Exercise
Type again, exactly, the lines below from the start through the line that includes "Answer: Pressure (GPa): -0.8.".

Entries supplied
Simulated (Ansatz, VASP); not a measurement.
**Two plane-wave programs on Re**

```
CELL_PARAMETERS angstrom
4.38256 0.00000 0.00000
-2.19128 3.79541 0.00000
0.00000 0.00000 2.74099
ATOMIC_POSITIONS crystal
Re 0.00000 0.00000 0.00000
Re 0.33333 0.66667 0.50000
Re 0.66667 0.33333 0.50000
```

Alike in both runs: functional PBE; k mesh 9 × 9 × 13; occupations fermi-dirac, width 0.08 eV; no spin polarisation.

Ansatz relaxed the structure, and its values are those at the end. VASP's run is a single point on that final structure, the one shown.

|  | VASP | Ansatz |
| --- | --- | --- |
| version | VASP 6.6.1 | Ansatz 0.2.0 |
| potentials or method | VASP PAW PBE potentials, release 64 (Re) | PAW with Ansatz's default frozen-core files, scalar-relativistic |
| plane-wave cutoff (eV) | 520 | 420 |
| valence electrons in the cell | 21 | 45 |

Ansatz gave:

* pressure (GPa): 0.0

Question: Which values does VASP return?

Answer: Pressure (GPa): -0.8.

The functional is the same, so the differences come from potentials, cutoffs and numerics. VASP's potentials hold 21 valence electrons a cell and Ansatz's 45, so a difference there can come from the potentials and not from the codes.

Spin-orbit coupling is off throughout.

Written solution
Simulated (Ansatz, VASP); not a measurement.
**Two plane-wave programs on Re**

```
CELL_PARAMETERS angstrom
4.38256 0.00000 0.00000
-2.19128 3.79541 0.00000
0.00000 0.00000 2.74099
ATOMIC_POSITIONS crystal
Re 0.00000 0.00000 0.00000
Re 0.33333 0.66667 0.50000
Re 0.66667 0.33333 0.50000
```

Alike in both runs: functional PBE; k mesh 9 × 9 × 13; occupations fermi-dirac, width 0.08 eV; no spin polarisation.

Ansatz relaxed the structure, and its values are those at the end. VASP's run is a single point on that final structure, the one shown.

|  | VASP | Ansatz |
| --- | --- | --- |
| version | VASP 6.6.1 | Ansatz 0.2.0 |
| potentials or method | VASP PAW PBE potentials, release 64 (Re) | PAW with Ansatz's default frozen-core files, scalar-relativistic |
| plane-wave cutoff (eV) | 520 | 420 |
| valence electrons in the cell | 21 | 45 |

Ansatz gave:

* pressure (GPa): 0.0

Question: Which values does VASP return?

Answer: Pressure (GPa): -0.8.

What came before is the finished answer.